> [Source material]:
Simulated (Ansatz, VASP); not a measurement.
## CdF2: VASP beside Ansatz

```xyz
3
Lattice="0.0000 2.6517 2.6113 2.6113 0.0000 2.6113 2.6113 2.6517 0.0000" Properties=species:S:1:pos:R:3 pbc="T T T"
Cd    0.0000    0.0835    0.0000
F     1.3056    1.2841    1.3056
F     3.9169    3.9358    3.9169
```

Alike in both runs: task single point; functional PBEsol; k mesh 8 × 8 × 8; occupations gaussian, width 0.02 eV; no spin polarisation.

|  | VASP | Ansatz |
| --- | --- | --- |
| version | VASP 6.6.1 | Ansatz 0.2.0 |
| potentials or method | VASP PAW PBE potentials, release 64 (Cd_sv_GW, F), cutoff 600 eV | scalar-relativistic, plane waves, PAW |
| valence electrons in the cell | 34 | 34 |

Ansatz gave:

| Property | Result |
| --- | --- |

> [Work item]:
Reproduce the listing in full. Change nothing.

> [Answer space]:
Simulated (Ansatz, VASP); not a measurement.
## CdF2: VASP beside Ansatz

```xyz
3
Lattice="0.0000 2.6517 2.6113 2.6113 0.0000 2.6113 2.6113 2.6517 0.0000" Properties=species:S:1:pos:R:3 pbc="T T T"
Cd    0.0000    0.0835    0.0000
F     1.3056    1.2841    1.3056
F     3.9169    3.9358    3.9169
```

Alike in both runs: task single point; functional PBEsol; k mesh 8 × 8 × 8; occupations gaussian, width 0.02 eV; no spin polarisation.

|  | VASP | Ansatz |
| --- | --- | --- |
| version | VASP 6.6.1 | Ansatz 0.2.0 |
| potentials or method | VASP PAW PBE potentials, release 64 (Cd_sv_GW, F), cutoff 600 eV | scalar-relativistic, plane waves, PAW |
| valence electrons in the cell | 34 | 34 |

Ansatz gave:

| Property | Result |
| --- | --- |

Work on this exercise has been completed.